BRIEF: A single stretch of the material below is to be transcribed exactly, starting at the line with "- k mesh: 2 × 2 × 2" and ending after the line with "How do energy, volume".

GIVEN INFORMATION:
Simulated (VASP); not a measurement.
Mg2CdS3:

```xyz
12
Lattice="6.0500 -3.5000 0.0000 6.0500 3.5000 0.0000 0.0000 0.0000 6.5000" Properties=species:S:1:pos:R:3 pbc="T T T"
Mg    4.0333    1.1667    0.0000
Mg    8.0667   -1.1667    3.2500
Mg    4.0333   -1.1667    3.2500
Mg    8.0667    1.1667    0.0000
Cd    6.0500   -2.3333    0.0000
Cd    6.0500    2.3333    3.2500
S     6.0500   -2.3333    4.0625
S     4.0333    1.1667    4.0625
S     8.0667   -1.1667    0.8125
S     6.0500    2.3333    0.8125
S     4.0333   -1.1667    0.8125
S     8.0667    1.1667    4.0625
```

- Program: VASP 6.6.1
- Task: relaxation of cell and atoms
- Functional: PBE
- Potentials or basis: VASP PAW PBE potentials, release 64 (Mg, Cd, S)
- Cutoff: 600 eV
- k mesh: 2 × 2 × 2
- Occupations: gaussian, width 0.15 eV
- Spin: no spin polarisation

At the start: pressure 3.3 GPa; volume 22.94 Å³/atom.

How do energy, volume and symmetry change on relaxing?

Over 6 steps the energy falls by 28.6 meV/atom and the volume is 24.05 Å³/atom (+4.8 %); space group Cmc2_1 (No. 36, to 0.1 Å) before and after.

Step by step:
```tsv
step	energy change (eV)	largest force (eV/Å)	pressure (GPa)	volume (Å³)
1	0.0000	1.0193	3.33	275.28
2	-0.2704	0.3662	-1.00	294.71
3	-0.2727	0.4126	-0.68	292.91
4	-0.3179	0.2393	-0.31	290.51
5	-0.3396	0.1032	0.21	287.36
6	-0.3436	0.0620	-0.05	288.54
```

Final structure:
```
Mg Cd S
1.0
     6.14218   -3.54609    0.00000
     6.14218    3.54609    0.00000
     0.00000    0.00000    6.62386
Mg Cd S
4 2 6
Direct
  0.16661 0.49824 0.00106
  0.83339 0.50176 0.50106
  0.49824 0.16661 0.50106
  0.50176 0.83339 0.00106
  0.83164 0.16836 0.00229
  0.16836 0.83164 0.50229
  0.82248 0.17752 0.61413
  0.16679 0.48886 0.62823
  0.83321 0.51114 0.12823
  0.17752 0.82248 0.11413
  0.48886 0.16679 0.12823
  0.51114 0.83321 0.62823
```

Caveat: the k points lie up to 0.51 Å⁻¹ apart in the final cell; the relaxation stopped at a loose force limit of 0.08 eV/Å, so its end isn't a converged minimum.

WRITTEN SOLUTION:
- k mesh: 2 × 2 × 2
- Occupations: gaussian, width 0.15 eV
- Spin: no spin polarisation

At the start: pressure 3.3 GPa; volume 22.94 Å³/atom.

How do energy, volume and symmetry change on relaxing?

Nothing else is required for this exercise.